Data extract>
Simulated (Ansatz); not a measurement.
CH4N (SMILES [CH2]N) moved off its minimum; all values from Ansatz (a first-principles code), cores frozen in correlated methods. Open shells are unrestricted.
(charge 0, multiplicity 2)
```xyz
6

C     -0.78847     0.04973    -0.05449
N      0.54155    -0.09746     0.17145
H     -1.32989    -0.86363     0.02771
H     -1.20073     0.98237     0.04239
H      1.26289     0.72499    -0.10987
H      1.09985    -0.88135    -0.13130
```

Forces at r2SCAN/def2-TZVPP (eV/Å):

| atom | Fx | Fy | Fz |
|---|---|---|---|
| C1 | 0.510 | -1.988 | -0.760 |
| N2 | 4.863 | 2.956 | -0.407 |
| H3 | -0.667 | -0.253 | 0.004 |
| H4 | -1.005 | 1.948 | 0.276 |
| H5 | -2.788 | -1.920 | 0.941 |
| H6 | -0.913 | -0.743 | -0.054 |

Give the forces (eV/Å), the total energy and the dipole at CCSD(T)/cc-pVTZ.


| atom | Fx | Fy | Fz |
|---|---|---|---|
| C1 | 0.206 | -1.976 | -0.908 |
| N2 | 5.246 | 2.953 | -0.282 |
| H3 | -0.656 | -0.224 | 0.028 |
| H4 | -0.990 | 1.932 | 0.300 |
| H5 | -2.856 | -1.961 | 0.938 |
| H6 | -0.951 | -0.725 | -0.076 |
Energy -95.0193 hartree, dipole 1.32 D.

Requirement>
A verbatim transcription is required: the first line of the listing, the line containing "-0.725 | -0.076 |", and every line between them.

Task solution>
Simulated (Ansatz); not a measurement.
CH4N (SMILES [CH2]N) moved off its minimum; all values from Ansatz (a first-principles code), cores frozen in correlated methods. Open shells are unrestricted.
(charge 0, multiplicity 2)
```xyz
6

C     -0.78847     0.04973    -0.05449
N      0.54155    -0.09746     0.17145
H     -1.32989    -0.86363     0.02771
H     -1.20073     0.98237     0.04239
H      1.26289     0.72499    -0.10987
H      1.09985    -0.88135    -0.13130
```

Forces at r2SCAN/def2-TZVPP (eV/Å):

| atom | Fx | Fy | Fz |
|---|---|---|---|
| C1 | 0.510 | -1.988 | -0.760 |
| N2 | 4.863 | 2.956 | -0.407 |
| H3 | -0.667 | -0.253 | 0.004 |
| H4 | -1.005 | 1.948 | 0.276 |
| H5 | -2.788 | -1.920 | 0.941 |
| H6 | -0.913 | -0.743 | -0.054 |

Give the forces (eV/Å), the total energy and the dipole at CCSD(T)/cc-pVTZ.


| atom | Fx | Fy | Fz |
|---|---|---|---|
| C1 | 0.206 | -1.976 | -0.908 |
| N2 | 5.246 | 2.953 | -0.282 |
| H3 | -0.656 | -0.224 | 0.028 |
| H4 | -0.990 | 1.932 | 0.300 |
| H5 | -2.856 | -1.961 | 0.938 |
| H6 | -0.951 | -0.725 | -0.076 |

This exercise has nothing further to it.